_Activity_: Starting at the line that contains "The picture shows" and ending at the line that contains "Question: Which way", the lines below are to be given again exactly, with nothing added.

_Records supplied_:
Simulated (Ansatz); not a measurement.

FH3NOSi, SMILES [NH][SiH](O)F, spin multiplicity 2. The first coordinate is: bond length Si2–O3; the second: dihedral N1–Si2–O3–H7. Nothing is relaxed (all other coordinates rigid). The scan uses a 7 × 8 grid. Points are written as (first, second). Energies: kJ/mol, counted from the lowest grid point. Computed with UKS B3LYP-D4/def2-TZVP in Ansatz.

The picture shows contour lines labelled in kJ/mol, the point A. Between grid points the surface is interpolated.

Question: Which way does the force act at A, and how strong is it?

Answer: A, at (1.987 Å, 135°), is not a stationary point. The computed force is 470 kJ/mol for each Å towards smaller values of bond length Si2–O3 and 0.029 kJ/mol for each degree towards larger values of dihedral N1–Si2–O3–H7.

_Response_:
The picture shows contour lines labelled in kJ/mol, the point A. Between grid points the surface is interpolated.

Question: Which way does the force act at A, and how strong is it?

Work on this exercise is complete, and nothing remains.